### Source data
== Segment start ==

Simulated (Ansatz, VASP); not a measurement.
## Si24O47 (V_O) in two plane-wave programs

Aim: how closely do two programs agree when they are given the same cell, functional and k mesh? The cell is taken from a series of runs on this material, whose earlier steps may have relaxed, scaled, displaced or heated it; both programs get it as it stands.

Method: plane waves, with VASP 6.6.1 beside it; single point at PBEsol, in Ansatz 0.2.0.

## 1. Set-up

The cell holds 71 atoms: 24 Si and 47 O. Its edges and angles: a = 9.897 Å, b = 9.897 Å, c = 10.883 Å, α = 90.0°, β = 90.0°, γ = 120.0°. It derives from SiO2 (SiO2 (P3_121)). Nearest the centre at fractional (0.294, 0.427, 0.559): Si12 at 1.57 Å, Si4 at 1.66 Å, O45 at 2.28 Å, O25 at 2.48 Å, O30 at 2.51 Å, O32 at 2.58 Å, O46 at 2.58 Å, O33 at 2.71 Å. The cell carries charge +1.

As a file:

== Segment end ==

### Work request
Nothing in the records may be left out; copy them all exactly.

### Task answer
Simulated (Ansatz, VASP); not a measurement.
## Si24O47 (V_O) in two plane-wave programs

Aim: how closely do two programs agree when they are given the same cell, functional and k mesh? The cell is taken from a series of runs on this material, whose earlier steps may have relaxed, scaled, displaced or heated it; both programs get it as it stands.

Method: plane waves, with VASP 6.6.1 beside it; single point at PBEsol, in Ansatz 0.2.0.

## 1. Set-up

The cell holds 71 atoms: 24 Si and 47 O. Its edges and angles: a = 9.897 Å, b = 9.897 Å, c = 10.883 Å, α = 90.0°, β = 90.0°, γ = 120.0°. It derives from SiO2 (SiO2 (P3_121)). Nearest the centre at fractional (0.294, 0.427, 0.559): Si12 at 1.57 Å, Si4 at 1.66 Å, O45 at 2.28 Å, O25 at 2.48 Å, O30 at 2.51 Å, O32 at 2.58 Å, O46 at 2.58 Å, O33 at 2.71 Å. The cell carries charge +1.

As a file:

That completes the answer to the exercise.